━━━━━━━━━━━━━━━━━━━━
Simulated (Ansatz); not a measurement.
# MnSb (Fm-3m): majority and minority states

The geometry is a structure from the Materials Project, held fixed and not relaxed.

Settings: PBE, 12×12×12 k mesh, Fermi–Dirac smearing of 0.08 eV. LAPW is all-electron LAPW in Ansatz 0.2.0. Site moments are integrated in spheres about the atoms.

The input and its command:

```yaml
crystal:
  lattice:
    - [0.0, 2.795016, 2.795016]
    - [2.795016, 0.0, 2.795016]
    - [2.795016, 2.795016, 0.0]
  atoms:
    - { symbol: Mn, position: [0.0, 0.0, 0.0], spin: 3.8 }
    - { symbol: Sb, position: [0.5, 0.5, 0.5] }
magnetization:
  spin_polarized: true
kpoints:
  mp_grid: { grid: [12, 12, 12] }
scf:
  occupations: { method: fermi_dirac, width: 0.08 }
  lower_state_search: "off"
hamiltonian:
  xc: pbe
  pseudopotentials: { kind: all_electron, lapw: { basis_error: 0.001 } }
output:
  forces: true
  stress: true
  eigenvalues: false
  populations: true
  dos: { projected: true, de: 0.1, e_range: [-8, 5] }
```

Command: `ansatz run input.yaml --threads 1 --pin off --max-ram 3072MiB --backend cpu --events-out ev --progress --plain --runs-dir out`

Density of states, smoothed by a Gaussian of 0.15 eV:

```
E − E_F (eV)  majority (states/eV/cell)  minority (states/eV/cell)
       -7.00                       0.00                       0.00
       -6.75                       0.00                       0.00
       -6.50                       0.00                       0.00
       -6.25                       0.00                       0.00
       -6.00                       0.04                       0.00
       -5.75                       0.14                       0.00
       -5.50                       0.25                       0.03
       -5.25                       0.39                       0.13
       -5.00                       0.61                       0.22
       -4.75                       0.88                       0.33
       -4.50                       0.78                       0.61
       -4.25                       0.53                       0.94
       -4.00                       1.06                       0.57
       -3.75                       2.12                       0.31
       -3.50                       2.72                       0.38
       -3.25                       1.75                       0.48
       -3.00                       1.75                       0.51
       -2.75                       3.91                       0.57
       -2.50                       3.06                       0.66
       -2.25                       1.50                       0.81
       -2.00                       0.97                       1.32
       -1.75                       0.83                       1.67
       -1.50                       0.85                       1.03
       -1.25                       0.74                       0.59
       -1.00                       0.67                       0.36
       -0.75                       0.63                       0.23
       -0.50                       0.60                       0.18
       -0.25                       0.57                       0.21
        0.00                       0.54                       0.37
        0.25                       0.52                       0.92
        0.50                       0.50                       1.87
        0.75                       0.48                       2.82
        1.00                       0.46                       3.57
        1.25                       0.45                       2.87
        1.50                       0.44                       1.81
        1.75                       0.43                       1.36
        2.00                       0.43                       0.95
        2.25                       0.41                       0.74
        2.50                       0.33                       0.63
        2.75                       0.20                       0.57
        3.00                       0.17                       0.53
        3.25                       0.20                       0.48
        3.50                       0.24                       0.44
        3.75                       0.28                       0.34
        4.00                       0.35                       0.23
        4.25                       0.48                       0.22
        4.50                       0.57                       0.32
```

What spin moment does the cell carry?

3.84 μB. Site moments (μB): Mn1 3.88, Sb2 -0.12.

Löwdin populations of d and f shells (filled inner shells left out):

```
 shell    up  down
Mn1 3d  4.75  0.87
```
━━━━━━━━━━━━━━━━━━━━

* [Required action] Begin with the top line of the material and go as far as the line with "Settings: PBE, 12×12×12". Set down those lines exactly, both ends included, and nothing more.

* [Answer space]
Simulated (Ansatz); not a measurement.
# MnSb (Fm-3m): majority and minority states

The geometry is a structure from the Materials Project, held fixed and not relaxed.

Settings: PBE, 12×12×12 k mesh, Fermi–Dirac smearing of 0.08 eV. LAPW is all-electron LAPW in Ansatz 0.2.0. Site moments are integrated in spheres about the atoms.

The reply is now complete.